------ Record extracts ------
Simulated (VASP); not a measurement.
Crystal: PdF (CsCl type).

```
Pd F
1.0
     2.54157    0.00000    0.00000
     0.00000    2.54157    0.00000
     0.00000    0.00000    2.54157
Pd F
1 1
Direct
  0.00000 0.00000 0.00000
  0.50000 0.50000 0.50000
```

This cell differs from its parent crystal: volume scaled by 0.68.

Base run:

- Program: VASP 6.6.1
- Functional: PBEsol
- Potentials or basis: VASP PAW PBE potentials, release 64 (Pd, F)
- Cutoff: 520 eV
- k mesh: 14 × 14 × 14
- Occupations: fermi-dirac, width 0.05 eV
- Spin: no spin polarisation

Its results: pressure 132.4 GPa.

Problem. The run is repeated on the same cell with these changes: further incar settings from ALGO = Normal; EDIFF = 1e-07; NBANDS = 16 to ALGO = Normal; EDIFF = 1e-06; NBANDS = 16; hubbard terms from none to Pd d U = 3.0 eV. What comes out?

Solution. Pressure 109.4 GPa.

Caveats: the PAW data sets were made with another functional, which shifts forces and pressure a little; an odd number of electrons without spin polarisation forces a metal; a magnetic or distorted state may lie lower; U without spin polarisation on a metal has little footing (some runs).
------

Assigned task -
Write out word for word only the lines from the start of the entries down to the line with "- Spin: no spin polarisation", please, including both ends.

Result -
Simulated (VASP); not a measurement.
Crystal: PdF (CsCl type).

```
Pd F
1.0
     2.54157    0.00000    0.00000
     0.00000    2.54157    0.00000
     0.00000    0.00000    2.54157
Pd F
1 1
Direct
  0.00000 0.00000 0.00000
  0.50000 0.50000 0.50000
```

This cell differs from its parent crystal: volume scaled by 0.68.

Base run:

- Program: VASP 6.6.1
- Functional: PBEsol
- Potentials or basis: VASP PAW PBE potentials, release 64 (Pd, F)
- Cutoff: 520 eV
- k mesh: 14 × 14 × 14
- Occupations: fermi-dirac, width 0.05 eV
- Spin: no spin polarisation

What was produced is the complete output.